^^^^^^^^^^^^^^^^

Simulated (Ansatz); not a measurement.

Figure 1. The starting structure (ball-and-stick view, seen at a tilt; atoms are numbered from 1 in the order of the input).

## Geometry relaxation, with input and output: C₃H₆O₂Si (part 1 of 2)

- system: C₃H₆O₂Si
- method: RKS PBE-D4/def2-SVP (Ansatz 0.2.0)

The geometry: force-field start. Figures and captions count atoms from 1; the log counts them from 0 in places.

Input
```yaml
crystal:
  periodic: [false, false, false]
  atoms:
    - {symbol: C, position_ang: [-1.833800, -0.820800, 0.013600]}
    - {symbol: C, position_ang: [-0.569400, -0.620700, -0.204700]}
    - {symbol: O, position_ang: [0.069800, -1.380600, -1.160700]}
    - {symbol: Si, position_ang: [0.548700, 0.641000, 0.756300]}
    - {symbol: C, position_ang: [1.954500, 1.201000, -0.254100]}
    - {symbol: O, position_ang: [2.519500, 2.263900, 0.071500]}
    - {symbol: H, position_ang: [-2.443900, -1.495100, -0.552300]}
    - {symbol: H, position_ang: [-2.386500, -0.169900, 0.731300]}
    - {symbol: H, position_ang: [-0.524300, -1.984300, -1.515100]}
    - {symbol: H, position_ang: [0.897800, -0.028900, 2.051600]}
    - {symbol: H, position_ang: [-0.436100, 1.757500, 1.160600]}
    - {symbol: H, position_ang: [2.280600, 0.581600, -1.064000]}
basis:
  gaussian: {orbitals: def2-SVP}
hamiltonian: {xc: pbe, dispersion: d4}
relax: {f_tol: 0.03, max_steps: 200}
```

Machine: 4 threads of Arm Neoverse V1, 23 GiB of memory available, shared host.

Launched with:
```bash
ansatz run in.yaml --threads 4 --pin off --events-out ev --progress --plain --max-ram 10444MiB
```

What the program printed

^^^^^^^^^^^^^^^^

## Brief
Copy out the entries above exactly as given, starting at the top and ending with the line containing "- system: C₃H₆O₂Si"; include both and nothing more.

## Exercise answer
Simulated (Ansatz); not a measurement.

Figure 1. The starting structure (ball-and-stick view, seen at a tilt; atoms are numbered from 1 in the order of the input).

## Geometry relaxation, with input and output: C₃H₆O₂Si (part 1 of 2)

- system: C₃H₆O₂Si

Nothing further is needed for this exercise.